Could you give the whole listing again, exactly as it reads?

————

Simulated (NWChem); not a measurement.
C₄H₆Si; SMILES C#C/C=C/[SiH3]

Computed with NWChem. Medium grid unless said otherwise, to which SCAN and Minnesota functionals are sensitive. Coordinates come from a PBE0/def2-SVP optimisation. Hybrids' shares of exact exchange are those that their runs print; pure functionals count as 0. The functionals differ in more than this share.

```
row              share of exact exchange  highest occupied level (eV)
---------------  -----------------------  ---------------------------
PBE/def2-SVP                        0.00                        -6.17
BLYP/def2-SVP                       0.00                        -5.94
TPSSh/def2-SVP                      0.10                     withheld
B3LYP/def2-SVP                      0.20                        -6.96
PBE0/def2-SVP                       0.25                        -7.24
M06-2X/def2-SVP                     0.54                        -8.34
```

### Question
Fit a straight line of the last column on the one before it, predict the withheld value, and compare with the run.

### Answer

————

> _Solution_:
Simulated (NWChem); not a measurement.
C₄H₆Si; SMILES C#C/C=C/[SiH3]

Computed with NWChem. Medium grid unless said otherwise, to which SCAN and Minnesota functionals are sensitive. Coordinates come from a PBE0/def2-SVP optimisation. Hybrids' shares of exact exchange are those that their runs print; pure functionals count as 0. The functionals differ in more than this share.

```
row              share of exact exchange  highest occupied level (eV)
---------------  -----------------------  ---------------------------
PBE/def2-SVP                        0.00                        -6.17
BLYP/def2-SVP                       0.00                        -5.94
TPSSh/def2-SVP                      0.10                     withheld
B3LYP/def2-SVP                      0.20                        -6.96
PBE0/def2-SVP                       0.25                        -7.24
M06-2X/def2-SVP                     0.54                        -8.34
```

### Question
Fit a straight line of the last column on the one before it, predict the withheld value, and compare with the run.

### Answer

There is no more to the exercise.